▶ _Work item_:
The entries must be restated exactly as written.

========

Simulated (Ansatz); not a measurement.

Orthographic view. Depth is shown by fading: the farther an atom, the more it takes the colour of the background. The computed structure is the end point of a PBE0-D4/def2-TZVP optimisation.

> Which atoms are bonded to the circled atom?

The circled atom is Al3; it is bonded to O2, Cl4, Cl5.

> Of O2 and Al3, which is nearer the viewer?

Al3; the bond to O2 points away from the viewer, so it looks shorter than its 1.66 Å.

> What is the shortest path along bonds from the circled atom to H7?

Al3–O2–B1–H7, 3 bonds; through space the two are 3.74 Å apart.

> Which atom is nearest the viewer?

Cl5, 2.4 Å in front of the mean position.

========

▶ _Result_:
Simulated (Ansatz); not a measurement.

Orthographic view. Depth is shown by fading: the farther an atom, the more it takes the colour of the background. The computed structure is the end point of a PBE0-D4/def2-TZVP optimisation.

> Which atoms are bonded to the circled atom?

The circled atom is Al3; it is bonded to O2, Cl4, Cl5.

> Of O2 and Al3, which is nearer the viewer?

Al3; the bond to O2 points away from the viewer, so it looks shorter than its 1.66 Å.

> What is the shortest path along bonds from the circled atom to H7?

Al3–O2–B1–H7, 3 bonds; through space the two are 3.74 Å apart.

> Which atom is nearest the viewer?

Cl5, 2.4 Å in front of the mean position.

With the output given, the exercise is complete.